» **Activity**
Look below for the line containing "Second species: trans-1-chloro-2-fluoroethylene, C2H2ClF."; from there, print each line exactly up to and including the line containing "Dipoles, sizes and", and stop.

───

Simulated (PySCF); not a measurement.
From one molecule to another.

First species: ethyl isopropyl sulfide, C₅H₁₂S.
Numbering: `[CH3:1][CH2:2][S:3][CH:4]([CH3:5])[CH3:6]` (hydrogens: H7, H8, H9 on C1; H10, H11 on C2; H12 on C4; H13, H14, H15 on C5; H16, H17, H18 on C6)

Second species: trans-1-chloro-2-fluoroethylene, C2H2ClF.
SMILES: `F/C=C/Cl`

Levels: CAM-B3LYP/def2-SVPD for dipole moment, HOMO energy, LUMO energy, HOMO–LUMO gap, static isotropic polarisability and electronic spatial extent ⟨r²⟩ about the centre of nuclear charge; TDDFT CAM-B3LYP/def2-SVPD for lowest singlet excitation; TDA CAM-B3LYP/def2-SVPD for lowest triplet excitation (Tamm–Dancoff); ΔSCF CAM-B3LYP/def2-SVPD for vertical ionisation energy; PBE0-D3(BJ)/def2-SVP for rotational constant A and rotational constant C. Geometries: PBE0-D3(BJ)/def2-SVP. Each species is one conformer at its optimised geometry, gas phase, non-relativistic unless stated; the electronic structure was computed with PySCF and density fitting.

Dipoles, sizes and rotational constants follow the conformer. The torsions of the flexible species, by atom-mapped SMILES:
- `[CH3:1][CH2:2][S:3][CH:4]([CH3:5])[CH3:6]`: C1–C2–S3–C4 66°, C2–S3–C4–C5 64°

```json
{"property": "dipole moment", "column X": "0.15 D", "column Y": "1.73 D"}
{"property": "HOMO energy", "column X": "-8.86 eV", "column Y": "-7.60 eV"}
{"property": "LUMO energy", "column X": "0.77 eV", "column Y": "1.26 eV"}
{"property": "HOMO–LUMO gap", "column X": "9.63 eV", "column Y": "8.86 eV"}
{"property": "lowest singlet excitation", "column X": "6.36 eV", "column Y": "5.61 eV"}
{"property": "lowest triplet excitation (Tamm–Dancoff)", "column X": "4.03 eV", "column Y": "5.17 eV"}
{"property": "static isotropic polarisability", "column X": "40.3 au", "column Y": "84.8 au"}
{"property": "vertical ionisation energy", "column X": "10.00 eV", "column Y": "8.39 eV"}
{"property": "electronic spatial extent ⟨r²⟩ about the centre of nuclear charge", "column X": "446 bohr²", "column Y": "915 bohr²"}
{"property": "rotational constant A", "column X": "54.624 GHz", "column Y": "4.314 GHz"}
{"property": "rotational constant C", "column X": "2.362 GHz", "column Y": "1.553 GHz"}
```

───

» **Response area**
Second species: trans-1-chloro-2-fluoroethylene, C2H2ClF.
SMILES: `F/C=C/Cl`

Levels: CAM-B3LYP/def2-SVPD for dipole moment, HOMO energy, LUMO energy, HOMO–LUMO gap, static isotropic polarisability and electronic spatial extent ⟨r²⟩ about the centre of nuclear charge; TDDFT CAM-B3LYP/def2-SVPD for lowest singlet excitation; TDA CAM-B3LYP/def2-SVPD for lowest triplet excitation (Tamm–Dancoff); ΔSCF CAM-B3LYP/def2-SVPD for vertical ionisation energy; PBE0-D3(BJ)/def2-SVP for rotational constant A and rotational constant C. Geometries: PBE0-D3(BJ)/def2-SVP. Each species is one conformer at its optimised geometry, gas phase, non-relativistic unless stated; the electronic structure was computed with PySCF and density fitting.

Dipoles, sizes and rotational constants follow the conformer. The torsions of the flexible species, by atom-mapped SMILES:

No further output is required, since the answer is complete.